SUPPLIED RECORDS =
* * * * * * * * *

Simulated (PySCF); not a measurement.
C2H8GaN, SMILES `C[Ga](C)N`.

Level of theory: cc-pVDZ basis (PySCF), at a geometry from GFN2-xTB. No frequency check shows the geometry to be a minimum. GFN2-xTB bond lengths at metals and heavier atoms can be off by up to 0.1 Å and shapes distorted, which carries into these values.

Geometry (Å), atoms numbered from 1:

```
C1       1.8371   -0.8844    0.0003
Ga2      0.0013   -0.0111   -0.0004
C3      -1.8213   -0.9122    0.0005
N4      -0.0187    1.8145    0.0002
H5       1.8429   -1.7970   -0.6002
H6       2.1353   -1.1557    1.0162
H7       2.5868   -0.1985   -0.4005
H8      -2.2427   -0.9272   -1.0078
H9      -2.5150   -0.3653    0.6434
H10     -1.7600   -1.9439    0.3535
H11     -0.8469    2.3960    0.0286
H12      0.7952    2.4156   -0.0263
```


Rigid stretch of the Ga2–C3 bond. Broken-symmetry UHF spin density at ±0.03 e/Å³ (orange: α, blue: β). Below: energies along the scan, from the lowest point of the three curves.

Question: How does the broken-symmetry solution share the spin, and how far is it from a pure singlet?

* * * * * * * * *

ASSIGNED TASK = Please copy every line of the material exactly.

YOUR RESPONSE =
Simulated (PySCF); not a measurement.
C2H8GaN, SMILES `C[Ga](C)N`.

Level of theory: cc-pVDZ basis (PySCF), at a geometry from GFN2-xTB. No frequency check shows the geometry to be a minimum. GFN2-xTB bond lengths at metals and heavier atoms can be off by up to 0.1 Å and shapes distorted, which carries into these values.

Geometry (Å), atoms numbered from 1:

```
C1       1.8371   -0.8844    0.0003
Ga2      0.0013   -0.0111   -0.0004
C3      -1.8213   -0.9122    0.0005
N4      -0.0187    1.8145    0.0002
H5       1.8429   -1.7970   -0.6002
H6       2.1353   -1.1557    1.0162
H7       2.5868   -0.1985   -0.4005
H8      -2.2427   -0.9272   -1.0078
H9      -2.5150   -0.3653    0.6434
H10     -1.7600   -1.9439    0.3535
H11     -0.8469    2.3960    0.0286
H12      0.7952    2.4156   -0.0263
```


Rigid stretch of the Ga2–C3 bond. Broken-symmetry UHF spin density at ±0.03 e/Å³ (orange: α, blue: β). Below: energies along the scan, from the lowest point of the three curves.

Question: How does the broken-symmetry solution share the spin, and how far is it from a pure singlet?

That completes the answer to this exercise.